_Supplied entries:_
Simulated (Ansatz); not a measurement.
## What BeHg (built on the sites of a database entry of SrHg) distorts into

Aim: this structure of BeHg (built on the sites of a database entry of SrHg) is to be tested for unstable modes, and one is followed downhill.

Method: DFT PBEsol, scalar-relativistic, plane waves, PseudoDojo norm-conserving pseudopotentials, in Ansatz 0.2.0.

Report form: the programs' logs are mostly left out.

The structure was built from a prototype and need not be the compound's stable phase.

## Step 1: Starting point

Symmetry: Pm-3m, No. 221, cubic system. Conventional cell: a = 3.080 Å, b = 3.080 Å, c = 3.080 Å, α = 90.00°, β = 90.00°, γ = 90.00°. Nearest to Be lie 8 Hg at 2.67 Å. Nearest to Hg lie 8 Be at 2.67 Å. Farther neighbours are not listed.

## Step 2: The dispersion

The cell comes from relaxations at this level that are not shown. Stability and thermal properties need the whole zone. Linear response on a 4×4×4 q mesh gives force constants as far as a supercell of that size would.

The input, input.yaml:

_Exercise:_ Reproduce exactly every line that sits between the start of the entries and the line bearing "## Step 2: The dispersion", counting both of those lines.

_Response box:_
Simulated (Ansatz); not a measurement.
## What BeHg (built on the sites of a database entry of SrHg) distorts into

Aim: this structure of BeHg (built on the sites of a database entry of SrHg) is to be tested for unstable modes, and one is followed downhill.

Method: DFT PBEsol, scalar-relativistic, plane waves, PseudoDojo norm-conserving pseudopotentials, in Ansatz 0.2.0.

Report form: the programs' logs are mostly left out.

The structure was built from a prototype and need not be the compound's stable phase.

## Step 1: Starting point

Symmetry: Pm-3m, No. 221, cubic system. Conventional cell: a = 3.080 Å, b = 3.080 Å, c = 3.080 Å, α = 90.00°, β = 90.00°, γ = 90.00°. Nearest to Be lie 8 Hg at 2.67 Å. Nearest to Hg lie 8 Be at 2.67 Å. Farther neighbours are not listed.

## Step 2: The dispersion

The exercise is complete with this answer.